Data under study:
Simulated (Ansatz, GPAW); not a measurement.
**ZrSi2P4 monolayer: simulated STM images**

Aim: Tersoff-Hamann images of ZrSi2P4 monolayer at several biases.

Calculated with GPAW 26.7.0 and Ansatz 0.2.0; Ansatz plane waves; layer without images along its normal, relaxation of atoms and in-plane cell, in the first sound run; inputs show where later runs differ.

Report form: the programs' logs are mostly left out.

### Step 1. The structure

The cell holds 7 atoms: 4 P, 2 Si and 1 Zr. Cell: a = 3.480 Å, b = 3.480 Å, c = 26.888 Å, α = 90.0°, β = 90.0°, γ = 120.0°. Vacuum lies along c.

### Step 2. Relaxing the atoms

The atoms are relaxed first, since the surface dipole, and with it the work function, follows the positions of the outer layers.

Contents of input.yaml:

Required action:
Could you copy out every record above exactly as it appears?

Written reply:
Simulated (Ansatz, GPAW); not a measurement.
**ZrSi2P4 monolayer: simulated STM images**

Aim: Tersoff-Hamann images of ZrSi2P4 monolayer at several biases.

Calculated with GPAW 26.7.0 and Ansatz 0.2.0; Ansatz plane waves; layer without images along its normal, relaxation of atoms and in-plane cell, in the first sound run; inputs show where later runs differ.

Report form: the programs' logs are mostly left out.

### Step 1. The structure

The cell holds 7 atoms: 4 P, 2 Si and 1 Zr. Cell: a = 3.480 Å, b = 3.480 Å, c = 26.888 Å, α = 90.0°, β = 90.0°, γ = 120.0°. Vacuum lies along c.

### Step 2. Relaxing the atoms

The atoms are relaxed first, since the surface dipole, and with it the work function, follows the positions of the outer layers.

Contents of input.yaml:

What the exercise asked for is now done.